Assigned task
Would you please retype, exactly, the lines of the listing below between the line with "(eV) | 1.424 |" and the line with "Cp (cm⁶/s) | 1e-30 |", inclusive?

Data section

○ ○ ○ ○ ○ ○ ○

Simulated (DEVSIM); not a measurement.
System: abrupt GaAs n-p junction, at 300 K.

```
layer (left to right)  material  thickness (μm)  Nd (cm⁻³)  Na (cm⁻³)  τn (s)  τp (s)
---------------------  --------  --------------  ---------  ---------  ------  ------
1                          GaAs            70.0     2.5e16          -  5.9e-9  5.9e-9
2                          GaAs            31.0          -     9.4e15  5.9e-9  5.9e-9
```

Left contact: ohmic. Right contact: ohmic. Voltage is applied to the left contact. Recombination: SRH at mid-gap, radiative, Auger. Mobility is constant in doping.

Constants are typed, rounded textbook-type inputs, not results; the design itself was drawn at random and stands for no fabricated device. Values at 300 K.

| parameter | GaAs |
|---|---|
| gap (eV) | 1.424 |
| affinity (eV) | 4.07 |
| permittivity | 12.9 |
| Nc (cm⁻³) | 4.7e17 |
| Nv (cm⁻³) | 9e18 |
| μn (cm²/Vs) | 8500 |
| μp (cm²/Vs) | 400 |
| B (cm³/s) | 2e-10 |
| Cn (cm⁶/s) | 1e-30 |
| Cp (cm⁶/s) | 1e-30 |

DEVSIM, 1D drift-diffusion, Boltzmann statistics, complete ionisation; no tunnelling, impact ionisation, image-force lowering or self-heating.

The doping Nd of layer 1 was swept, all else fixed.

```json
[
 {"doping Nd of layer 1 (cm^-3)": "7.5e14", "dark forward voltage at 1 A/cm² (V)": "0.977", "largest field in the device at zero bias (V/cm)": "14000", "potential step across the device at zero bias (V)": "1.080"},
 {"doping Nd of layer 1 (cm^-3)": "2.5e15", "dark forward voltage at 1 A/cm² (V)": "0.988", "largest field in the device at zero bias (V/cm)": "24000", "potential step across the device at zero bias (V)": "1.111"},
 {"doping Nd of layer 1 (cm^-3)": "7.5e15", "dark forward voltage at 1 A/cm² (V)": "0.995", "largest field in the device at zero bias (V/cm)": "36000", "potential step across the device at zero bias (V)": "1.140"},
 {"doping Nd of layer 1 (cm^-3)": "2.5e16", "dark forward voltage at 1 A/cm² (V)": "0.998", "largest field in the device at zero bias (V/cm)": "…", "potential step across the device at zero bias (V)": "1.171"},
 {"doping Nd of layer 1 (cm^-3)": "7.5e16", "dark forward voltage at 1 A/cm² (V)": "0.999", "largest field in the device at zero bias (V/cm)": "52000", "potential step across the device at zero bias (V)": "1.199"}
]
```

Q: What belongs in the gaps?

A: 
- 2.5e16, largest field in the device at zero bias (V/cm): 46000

○ ○ ○ ○ ○ ○ ○

Task output
| gap (eV) | 1.424 |
| affinity (eV) | 4.07 |
| permittivity | 12.9 |
| Nc (cm⁻³) | 4.7e17 |
| Nv (cm⁻³) | 9e18 |
| μn (cm²/Vs) | 8500 |
| μp (cm²/Vs) | 400 |
| B (cm³/s) | 2e-10 |
| Cn (cm⁶/s) | 1e-30 |
| Cp (cm⁶/s) | 1e-30 |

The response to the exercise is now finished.